◆ **Exercise**:
Take the data and return it in full. Change nothing.

━━━━━━━━━━

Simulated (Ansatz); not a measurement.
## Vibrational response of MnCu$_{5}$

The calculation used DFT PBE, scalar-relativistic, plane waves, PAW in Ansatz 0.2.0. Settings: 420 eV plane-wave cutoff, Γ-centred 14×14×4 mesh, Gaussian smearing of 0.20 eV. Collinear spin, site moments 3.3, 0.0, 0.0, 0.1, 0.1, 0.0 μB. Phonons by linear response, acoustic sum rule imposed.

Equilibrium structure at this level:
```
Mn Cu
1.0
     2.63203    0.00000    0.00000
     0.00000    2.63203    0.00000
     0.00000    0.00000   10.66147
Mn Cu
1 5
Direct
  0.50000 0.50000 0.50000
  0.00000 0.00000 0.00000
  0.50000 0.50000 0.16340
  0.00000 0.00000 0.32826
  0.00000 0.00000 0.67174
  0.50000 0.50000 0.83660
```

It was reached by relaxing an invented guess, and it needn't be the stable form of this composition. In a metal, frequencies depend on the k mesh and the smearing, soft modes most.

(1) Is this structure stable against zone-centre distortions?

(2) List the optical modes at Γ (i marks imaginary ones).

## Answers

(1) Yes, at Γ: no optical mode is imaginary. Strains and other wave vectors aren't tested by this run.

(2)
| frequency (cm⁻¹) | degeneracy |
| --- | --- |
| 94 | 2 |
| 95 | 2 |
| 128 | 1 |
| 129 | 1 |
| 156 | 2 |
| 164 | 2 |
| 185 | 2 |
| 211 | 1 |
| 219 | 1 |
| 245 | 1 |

━━━━━━━━━━

◆ **Response**:
Simulated (Ansatz); not a measurement.
## Vibrational response of MnCu$_{5}$

The calculation used DFT PBE, scalar-relativistic, plane waves, PAW in Ansatz 0.2.0. Settings: 420 eV plane-wave cutoff, Γ-centred 14×14×4 mesh, Gaussian smearing of 0.20 eV. Collinear spin, site moments 3.3, 0.0, 0.0, 0.1, 0.1, 0.0 μB. Phonons by linear response, acoustic sum rule imposed.

Equilibrium structure at this level:
```
Mn Cu
1.0
     2.63203    0.00000    0.00000
     0.00000    2.63203    0.00000
     0.00000    0.00000   10.66147
Mn Cu
1 5
Direct
  0.50000 0.50000 0.50000
  0.00000 0.00000 0.00000
  0.50000 0.50000 0.16340
  0.00000 0.00000 0.32826
  0.00000 0.00000 0.67174
  0.50000 0.50000 0.83660
```

It was reached by relaxing an invented guess, and it needn't be the stable form of this composition. In a metal, frequencies depend on the k mesh and the smearing, soft modes most.

(1) Is this structure stable against zone-centre distortions?

(2) List the optical modes at Γ (i marks imaginary ones).

## Answers

(1) Yes, at Γ: no optical mode is imaginary. Strains and other wave vectors aren't tested by this run.

(2)
| frequency (cm⁻¹) | degeneracy |
| --- | --- |
| 94 | 2 |
| 95 | 2 |
| 128 | 1 |
| 129 | 1 |
| 156 | 2 |
| 164 | 2 |
| 185 | 2 |
| 211 | 1 |
| 219 | 1 |
| 245 | 1 |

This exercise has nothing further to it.